Data records
________________________
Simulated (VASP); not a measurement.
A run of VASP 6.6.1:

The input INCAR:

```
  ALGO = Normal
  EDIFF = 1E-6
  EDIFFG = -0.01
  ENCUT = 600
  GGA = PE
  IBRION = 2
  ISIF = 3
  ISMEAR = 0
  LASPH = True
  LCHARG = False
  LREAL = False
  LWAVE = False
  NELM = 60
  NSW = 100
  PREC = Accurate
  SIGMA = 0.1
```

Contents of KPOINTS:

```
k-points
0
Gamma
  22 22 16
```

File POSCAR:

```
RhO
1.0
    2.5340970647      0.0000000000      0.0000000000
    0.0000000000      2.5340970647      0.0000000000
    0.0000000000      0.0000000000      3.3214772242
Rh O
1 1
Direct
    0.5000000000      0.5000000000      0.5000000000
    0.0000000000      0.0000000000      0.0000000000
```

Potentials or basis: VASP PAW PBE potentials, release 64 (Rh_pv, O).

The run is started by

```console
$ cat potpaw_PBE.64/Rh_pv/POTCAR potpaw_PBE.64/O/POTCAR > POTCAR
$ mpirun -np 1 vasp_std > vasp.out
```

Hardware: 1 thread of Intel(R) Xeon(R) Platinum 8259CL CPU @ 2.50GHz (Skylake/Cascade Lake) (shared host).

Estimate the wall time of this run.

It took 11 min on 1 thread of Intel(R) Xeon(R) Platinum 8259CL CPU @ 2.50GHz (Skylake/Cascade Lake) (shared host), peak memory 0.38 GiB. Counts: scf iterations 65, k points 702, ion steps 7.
________________________

Work item
Only one stretch of the entries above is wanted: the lines from the one containing "Potentials or basis: VASP" through the one containing "Estimate the wall time of this run.". Please reproduce it exactly.

Task answer
Potentials or basis: VASP PAW PBE potentials, release 64 (Rh_pv, O).

The run is started by

```console
$ cat potpaw_PBE.64/Rh_pv/POTCAR potpaw_PBE.64/O/POTCAR > POTCAR
$ mpirun -np 1 vasp_std > vasp.out
```

Hardware: 1 thread of Intel(R) Xeon(R) Platinum 8259CL CPU @ 2.50GHz (Skylake/Cascade Lake) (shared host).

Estimate the wall time of this run.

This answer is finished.